#### TASK ITEM:
Print the records exactly. Every mark must remain.

● ● ●

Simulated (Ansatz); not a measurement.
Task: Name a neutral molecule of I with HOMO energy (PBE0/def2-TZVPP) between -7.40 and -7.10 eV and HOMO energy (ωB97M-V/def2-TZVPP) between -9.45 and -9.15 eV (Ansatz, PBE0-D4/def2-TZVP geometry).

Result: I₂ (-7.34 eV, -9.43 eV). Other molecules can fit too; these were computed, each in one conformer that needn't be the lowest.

● ● ●

#### TASK RESULT:
Simulated (Ansatz); not a measurement.
Task: Name a neutral molecule of I with HOMO energy (PBE0/def2-TZVPP) between -7.40 and -7.10 eV and HOMO energy (ωB97M-V/def2-TZVPP) between -9.45 and -9.15 eV (Ansatz, PBE0-D4/def2-TZVP geometry).

Result: I₂ (-7.34 eV, -9.43 eV). Other molecules can fit too; these were computed, each in one conformer that needn't be the lowest.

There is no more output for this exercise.